■ Record set ■
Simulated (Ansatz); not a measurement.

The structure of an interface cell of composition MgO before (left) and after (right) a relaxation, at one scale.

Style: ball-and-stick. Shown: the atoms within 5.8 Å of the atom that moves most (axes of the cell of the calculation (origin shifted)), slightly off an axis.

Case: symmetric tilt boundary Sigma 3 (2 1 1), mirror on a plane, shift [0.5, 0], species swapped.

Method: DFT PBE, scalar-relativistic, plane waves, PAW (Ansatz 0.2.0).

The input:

■ Assigned task ■
Beginning with the first line of the listing above, print each line exactly until you have printed the line that contains "Method: DFT PBE, scalar-relativistic, plane".

■ Your solution ■
Simulated (Ansatz); not a measurement.

The structure of an interface cell of composition MgO before (left) and after (right) a relaxation, at one scale.

Style: ball-and-stick. Shown: the atoms within 5.8 Å of the atom that moves most (axes of the cell of the calculation (origin shifted)), slightly off an axis.

Case: symmetric tilt boundary Sigma 3 (2 1 1), mirror on a plane, shift [0.5, 0], species swapped.

Method: DFT PBE, scalar-relativistic, plane waves, PAW (Ansatz 0.2.0).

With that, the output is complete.